*** Opening of RECORDED INFORMATION ***

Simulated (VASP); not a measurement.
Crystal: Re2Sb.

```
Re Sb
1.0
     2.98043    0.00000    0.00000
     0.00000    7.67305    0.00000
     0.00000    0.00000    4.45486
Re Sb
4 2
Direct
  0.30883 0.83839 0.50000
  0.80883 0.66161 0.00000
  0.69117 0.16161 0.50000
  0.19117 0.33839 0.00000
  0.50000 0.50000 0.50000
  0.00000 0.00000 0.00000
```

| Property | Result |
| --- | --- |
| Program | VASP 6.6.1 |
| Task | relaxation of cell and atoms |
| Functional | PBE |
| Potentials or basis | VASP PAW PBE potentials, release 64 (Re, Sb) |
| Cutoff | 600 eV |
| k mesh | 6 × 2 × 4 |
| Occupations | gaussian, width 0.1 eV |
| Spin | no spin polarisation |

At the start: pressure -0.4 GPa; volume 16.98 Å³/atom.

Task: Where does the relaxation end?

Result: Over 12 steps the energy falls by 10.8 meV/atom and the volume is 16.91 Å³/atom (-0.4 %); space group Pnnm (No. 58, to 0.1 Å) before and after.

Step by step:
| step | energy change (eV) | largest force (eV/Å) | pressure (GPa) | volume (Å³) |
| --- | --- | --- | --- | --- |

*** Close of RECORDED INFORMATION ***

Reproduce the preceding records exactly and completely.

## [RESULT]
Simulated (VASP); not a measurement.
Crystal: Re2Sb.

```
Re Sb
1.0
     2.98043    0.00000    0.00000
     0.00000    7.67305    0.00000
     0.00000    0.00000    4.45486
Re Sb
4 2
Direct
  0.30883 0.83839 0.50000
  0.80883 0.66161 0.00000
  0.69117 0.16161 0.50000
  0.19117 0.33839 0.00000
  0.50000 0.50000 0.50000
  0.00000 0.00000 0.00000
```

| Property | Result |
| --- | --- |
| Program | VASP 6.6.1 |
| Task | relaxation of cell and atoms |
| Functional | PBE |
| Potentials or basis | VASP PAW PBE potentials, release 64 (Re, Sb) |
| Cutoff | 600 eV |
| k mesh | 6 × 2 × 4 |
| Occupations | gaussian, width 0.1 eV |
| Spin | no spin polarisation |

At the start: pressure -0.4 GPa; volume 16.98 Å³/atom.

Task: Where does the relaxation end?

Result: Over 12 steps the energy falls by 10.8 meV/atom and the volume is 16.91 Å³/atom (-0.4 %); space group Pnnm (No. 58, to 0.1 Å) before and after.

Step by step:
| step | energy change (eV) | largest force (eV/Å) | pressure (GPa) | volume (Å³) |
| --- | --- | --- | --- | --- |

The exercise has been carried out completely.